BEGIN

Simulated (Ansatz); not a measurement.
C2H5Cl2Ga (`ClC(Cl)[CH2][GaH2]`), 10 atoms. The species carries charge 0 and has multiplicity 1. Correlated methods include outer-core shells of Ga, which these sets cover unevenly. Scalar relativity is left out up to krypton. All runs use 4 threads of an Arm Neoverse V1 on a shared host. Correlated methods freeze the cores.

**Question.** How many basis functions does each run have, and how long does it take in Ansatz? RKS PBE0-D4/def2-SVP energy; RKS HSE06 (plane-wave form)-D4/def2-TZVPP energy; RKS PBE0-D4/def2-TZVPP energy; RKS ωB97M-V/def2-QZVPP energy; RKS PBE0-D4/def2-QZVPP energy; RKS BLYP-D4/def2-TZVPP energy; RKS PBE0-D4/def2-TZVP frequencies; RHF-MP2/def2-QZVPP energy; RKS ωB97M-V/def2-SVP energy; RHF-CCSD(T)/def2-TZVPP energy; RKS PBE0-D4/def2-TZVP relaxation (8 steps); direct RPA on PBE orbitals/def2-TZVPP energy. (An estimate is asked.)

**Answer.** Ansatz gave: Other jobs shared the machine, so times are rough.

END

After reading the data above, return it verbatim in full.

Simulated (Ansatz); not a measurement.
C2H5Cl2Ga (`ClC(Cl)[CH2][GaH2]`), 10 atoms. The species carries charge 0 and has multiplicity 1. Correlated methods include outer-core shells of Ga, which these sets cover unevenly. Scalar relativity is left out up to krypton. All runs use 4 threads of an Arm Neoverse V1 on a shared host. Correlated methods freeze the cores.

**Question.** How many basis functions does each run have, and how long does it take in Ansatz? RKS PBE0-D4/def2-SVP energy; RKS HSE06 (plane-wave form)-D4/def2-TZVPP energy; RKS PBE0-D4/def2-TZVPP energy; RKS ωB97M-V/def2-QZVPP energy; RKS PBE0-D4/def2-QZVPP energy; RKS BLYP-D4/def2-TZVPP energy; RKS PBE0-D4/def2-TZVP frequencies; RHF-MP2/def2-QZVPP energy; RKS ωB97M-V/def2-SVP energy; RHF-CCSD(T)/def2-TZVPP energy; RKS PBE0-D4/def2-TZVP relaxation (8 steps); direct RPA on PBE orbitals/def2-TZVPP energy. (An estimate is asked.)

**Answer.** Ansatz gave: Other jobs shared the machine, so times are rough.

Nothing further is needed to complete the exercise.